○ ○ ○ ○

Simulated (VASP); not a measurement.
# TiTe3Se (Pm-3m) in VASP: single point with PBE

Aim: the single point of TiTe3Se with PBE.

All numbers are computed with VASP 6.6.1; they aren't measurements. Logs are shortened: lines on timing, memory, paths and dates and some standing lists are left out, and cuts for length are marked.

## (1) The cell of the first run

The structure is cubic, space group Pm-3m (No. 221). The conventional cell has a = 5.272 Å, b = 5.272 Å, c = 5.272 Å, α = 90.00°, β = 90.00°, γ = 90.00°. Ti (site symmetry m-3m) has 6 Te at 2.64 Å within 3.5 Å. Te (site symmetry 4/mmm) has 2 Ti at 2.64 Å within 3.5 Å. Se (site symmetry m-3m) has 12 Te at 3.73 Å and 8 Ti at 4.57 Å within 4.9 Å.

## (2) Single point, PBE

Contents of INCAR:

○ ○ ○ ○

(WORK ITEM)
An exact reproduction of the data is required. Leave nothing out.

(SOLUTION)
Simulated (VASP); not a measurement.
# TiTe3Se (Pm-3m) in VASP: single point with PBE

Aim: the single point of TiTe3Se with PBE.

All numbers are computed with VASP 6.6.1; they aren't measurements. Logs are shortened: lines on timing, memory, paths and dates and some standing lists are left out, and cuts for length are marked.

## (1) The cell of the first run

The structure is cubic, space group Pm-3m (No. 221). The conventional cell has a = 5.272 Å, b = 5.272 Å, c = 5.272 Å, α = 90.00°, β = 90.00°, γ = 90.00°. Ti (site symmetry m-3m) has 6 Te at 2.64 Å within 3.5 Å. Te (site symmetry 4/mmm) has 2 Ti at 2.64 Å within 3.5 Å. Se (site symmetry m-3m) has 12 Te at 3.73 Å and 8 Ti at 4.57 Å within 4.9 Å.

## (2) Single point, PBE

Contents of INCAR:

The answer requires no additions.